■ EXTRACTED DATA:
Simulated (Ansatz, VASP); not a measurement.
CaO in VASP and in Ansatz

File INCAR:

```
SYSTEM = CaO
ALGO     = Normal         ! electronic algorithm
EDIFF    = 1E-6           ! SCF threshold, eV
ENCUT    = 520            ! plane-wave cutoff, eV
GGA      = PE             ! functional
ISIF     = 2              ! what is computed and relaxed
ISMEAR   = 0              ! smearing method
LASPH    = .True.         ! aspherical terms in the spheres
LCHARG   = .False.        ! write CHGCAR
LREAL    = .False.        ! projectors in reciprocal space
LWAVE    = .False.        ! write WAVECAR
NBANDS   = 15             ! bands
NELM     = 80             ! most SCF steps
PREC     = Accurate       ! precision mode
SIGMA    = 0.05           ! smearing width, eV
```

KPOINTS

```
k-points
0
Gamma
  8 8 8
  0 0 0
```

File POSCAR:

■ WORK ITEM: Send back the complete listing, identical to the original in every line.

■ TASK RESULT:
Simulated (Ansatz, VASP); not a measurement.
CaO in VASP and in Ansatz

File INCAR:

```
SYSTEM = CaO
ALGO     = Normal         ! electronic algorithm
EDIFF    = 1E-6           ! SCF threshold, eV
ENCUT    = 520            ! plane-wave cutoff, eV
GGA      = PE             ! functional
ISIF     = 2              ! what is computed and relaxed
ISMEAR   = 0              ! smearing method
LASPH    = .True.         ! aspherical terms in the spheres
LCHARG   = .False.        ! write CHGCAR
LREAL    = .False.        ! projectors in reciprocal space
LWAVE    = .False.        ! write WAVECAR
NBANDS   = 15             ! bands
NELM     = 80             ! most SCF steps
PREC     = Accurate       ! precision mode
SIGMA    = 0.05           ! smearing width, eV
```

KPOINTS

```
k-points
0
Gamma
  8 8 8
  0 0 0
```

File POSCAR:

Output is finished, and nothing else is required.